··········

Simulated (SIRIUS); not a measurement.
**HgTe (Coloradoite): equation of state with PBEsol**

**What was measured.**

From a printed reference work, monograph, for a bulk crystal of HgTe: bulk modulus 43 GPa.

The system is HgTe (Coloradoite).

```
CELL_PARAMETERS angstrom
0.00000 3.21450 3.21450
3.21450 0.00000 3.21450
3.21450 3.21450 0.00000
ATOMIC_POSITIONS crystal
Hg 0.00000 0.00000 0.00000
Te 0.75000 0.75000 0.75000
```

··········

- **Activity**: Write out the whole listing again, keeping every character as it is.

- **Response area**:
Simulated (SIRIUS); not a measurement.
**HgTe (Coloradoite): equation of state with PBEsol**

**What was measured.**

From a printed reference work, monograph, for a bulk crystal of HgTe: bulk modulus 43 GPa.

The system is HgTe (Coloradoite).

```
CELL_PARAMETERS angstrom
0.00000 3.21450 3.21450
3.21450 0.00000 3.21450
3.21450 3.21450 0.00000
ATOMIC_POSITIONS crystal
Hg 0.00000 0.00000 0.00000
Te 0.75000 0.75000 0.75000
```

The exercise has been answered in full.